ASSIGNED TASK: Only the lines from the top of the data through the line with "## Decaying states in the gap of Ga2SO" should be repeated, each exactly as written.

PROVIDED MATERIAL:
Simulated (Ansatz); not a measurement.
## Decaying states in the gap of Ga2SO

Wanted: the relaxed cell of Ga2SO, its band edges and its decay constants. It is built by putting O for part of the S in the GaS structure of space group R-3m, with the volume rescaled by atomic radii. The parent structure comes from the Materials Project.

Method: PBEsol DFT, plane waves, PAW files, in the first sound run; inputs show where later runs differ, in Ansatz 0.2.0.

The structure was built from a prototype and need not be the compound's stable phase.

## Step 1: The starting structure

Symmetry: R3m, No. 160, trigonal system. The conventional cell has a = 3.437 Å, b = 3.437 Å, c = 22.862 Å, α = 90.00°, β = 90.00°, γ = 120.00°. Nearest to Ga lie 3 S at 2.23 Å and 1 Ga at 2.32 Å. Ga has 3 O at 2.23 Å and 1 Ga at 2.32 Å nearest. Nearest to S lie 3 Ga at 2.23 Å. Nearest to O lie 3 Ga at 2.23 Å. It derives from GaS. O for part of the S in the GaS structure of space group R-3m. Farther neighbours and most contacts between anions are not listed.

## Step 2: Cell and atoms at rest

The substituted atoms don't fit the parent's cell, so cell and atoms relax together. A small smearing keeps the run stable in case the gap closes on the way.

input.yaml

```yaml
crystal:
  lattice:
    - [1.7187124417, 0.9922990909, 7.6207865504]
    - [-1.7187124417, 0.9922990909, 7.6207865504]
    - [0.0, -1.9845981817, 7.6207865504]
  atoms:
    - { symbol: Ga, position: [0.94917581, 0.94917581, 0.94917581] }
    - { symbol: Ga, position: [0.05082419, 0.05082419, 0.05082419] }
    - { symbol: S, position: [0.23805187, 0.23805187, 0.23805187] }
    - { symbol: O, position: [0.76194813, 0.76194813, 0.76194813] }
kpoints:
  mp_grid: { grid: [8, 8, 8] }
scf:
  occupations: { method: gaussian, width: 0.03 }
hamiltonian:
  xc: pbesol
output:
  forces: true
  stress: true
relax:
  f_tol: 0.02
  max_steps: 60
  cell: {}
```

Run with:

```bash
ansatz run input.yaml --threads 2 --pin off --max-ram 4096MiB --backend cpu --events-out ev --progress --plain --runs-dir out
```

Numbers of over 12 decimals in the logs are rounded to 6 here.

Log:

TASK SOLUTION:
Simulated (Ansatz); not a measurement.
## Decaying states in the gap of Ga2SO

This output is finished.